Supplied data ->
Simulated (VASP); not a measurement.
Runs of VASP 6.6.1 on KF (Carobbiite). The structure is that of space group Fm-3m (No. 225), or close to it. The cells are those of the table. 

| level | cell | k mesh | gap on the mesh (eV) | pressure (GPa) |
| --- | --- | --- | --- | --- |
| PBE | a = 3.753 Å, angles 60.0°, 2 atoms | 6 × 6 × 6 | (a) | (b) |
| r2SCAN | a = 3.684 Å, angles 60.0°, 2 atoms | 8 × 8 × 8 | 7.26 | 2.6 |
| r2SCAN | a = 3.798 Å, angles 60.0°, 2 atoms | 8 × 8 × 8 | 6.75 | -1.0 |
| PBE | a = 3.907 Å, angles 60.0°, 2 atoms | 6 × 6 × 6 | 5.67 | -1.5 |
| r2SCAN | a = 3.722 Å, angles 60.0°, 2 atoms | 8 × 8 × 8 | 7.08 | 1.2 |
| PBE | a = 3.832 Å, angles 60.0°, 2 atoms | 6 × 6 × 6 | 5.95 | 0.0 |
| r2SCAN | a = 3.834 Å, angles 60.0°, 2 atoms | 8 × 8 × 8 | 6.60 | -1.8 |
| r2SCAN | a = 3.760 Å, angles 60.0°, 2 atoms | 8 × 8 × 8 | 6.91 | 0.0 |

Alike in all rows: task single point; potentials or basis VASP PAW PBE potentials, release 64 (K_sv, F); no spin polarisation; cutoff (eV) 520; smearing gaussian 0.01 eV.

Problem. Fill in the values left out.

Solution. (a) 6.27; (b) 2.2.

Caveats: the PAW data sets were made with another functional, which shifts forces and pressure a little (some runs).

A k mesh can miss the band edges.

Task item -> Copy range, inclusive: the line holding "6.91 | 0.0 |" to the line holding "Solution. (a) 6.27; (b) 2.2.". Reproduce exactly those lines of the records above and no others.

Worked solution ->
| r2SCAN | a = 3.760 Å, angles 60.0°, 2 atoms | 8 × 8 × 8 | 6.91 | 0.0 |

Alike in all rows: task single point; potentials or basis VASP PAW PBE potentials, release 64 (K_sv, F); no spin polarisation; cutoff (eV) 520; smearing gaussian 0.01 eV.

Problem. Fill in the values left out.

Solution. (a) 6.27; (b) 2.2.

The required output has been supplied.